★ ★ ★

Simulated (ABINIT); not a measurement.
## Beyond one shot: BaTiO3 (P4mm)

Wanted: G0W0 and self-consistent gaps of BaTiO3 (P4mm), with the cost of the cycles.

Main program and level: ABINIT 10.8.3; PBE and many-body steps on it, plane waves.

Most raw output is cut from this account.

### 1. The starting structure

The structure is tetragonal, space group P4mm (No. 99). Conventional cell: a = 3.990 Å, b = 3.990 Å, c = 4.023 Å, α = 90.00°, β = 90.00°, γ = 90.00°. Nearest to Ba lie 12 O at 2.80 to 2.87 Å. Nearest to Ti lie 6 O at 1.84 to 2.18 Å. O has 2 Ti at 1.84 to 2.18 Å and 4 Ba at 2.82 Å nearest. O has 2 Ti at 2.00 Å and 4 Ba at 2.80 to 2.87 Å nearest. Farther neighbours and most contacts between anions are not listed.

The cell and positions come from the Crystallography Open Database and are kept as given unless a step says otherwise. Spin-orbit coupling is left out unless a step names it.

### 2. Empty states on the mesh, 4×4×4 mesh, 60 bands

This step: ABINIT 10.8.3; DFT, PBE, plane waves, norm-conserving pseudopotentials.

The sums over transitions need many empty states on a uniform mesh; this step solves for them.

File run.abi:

★ ★ ★

## BRIEF:
For each record above, give it again without a single change.

## ANSWER SPACE:
Simulated (ABINIT); not a measurement.
## Beyond one shot: BaTiO3 (P4mm)

Wanted: G0W0 and self-consistent gaps of BaTiO3 (P4mm), with the cost of the cycles.

Main program and level: ABINIT 10.8.3; PBE and many-body steps on it, plane waves.

Most raw output is cut from this account.

### 1. The starting structure

The structure is tetragonal, space group P4mm (No. 99). Conventional cell: a = 3.990 Å, b = 3.990 Å, c = 4.023 Å, α = 90.00°, β = 90.00°, γ = 90.00°. Nearest to Ba lie 12 O at 2.80 to 2.87 Å. Nearest to Ti lie 6 O at 1.84 to 2.18 Å. O has 2 Ti at 1.84 to 2.18 Å and 4 Ba at 2.82 Å nearest. O has 2 Ti at 2.00 Å and 4 Ba at 2.80 to 2.87 Å nearest. Farther neighbours and most contacts between anions are not listed.

The cell and positions come from the Crystallography Open Database and are kept as given unless a step says otherwise. Spin-orbit coupling is left out unless a step names it.

### 2. Empty states on the mesh, 4×4×4 mesh, 60 bands

This step: ABINIT 10.8.3; DFT, PBE, plane waves, norm-conserving pseudopotentials.

The sums over transitions need many empty states on a uniform mesh; this step solves for them.

File run.abi:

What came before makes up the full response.